- **BRIEF**
Nothing is to be left out; print all the entries exactly.

******

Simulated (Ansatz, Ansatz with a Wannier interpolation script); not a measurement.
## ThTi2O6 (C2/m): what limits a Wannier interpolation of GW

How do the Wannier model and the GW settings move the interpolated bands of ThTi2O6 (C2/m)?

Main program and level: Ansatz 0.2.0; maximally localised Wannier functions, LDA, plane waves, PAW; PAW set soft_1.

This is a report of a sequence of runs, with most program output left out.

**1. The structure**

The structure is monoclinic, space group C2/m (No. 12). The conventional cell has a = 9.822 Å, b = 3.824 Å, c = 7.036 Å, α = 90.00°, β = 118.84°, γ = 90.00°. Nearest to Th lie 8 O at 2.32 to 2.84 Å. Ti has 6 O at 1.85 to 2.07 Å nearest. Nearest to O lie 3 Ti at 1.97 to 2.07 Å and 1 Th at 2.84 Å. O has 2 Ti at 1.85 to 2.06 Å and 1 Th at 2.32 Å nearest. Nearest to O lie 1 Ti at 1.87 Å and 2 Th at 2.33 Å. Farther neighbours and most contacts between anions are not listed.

******

- **EXERCISE RESPONSE**
Simulated (Ansatz, Ansatz with a Wannier interpolation script); not a measurement.
## ThTi2O6 (C2/m): what limits a Wannier interpolation of GW

How do the Wannier model and the GW settings move the interpolated bands of ThTi2O6 (C2/m)?

Main program and level: Ansatz 0.2.0; maximally localised Wannier functions, LDA, plane waves, PAW; PAW set soft_1.

This is a report of a sequence of runs, with most program output left out.

**1. The structure**

The structure is monoclinic, space group C2/m (No. 12). The conventional cell has a = 9.822 Å, b = 3.824 Å, c = 7.036 Å, α = 90.00°, β = 118.84°, γ = 90.00°. Nearest to Th lie 8 O at 2.32 to 2.84 Å. Ti has 6 O at 1.85 to 2.07 Å nearest. Nearest to O lie 3 Ti at 1.97 to 2.07 Å and 1 Th at 2.84 Å. O has 2 Ti at 1.85 to 2.06 Å and 1 Th at 2.32 Å nearest. Nearest to O lie 1 Ti at 1.87 Å and 2 Th at 2.33 Å. Farther neighbours and most contacts between anions are not listed.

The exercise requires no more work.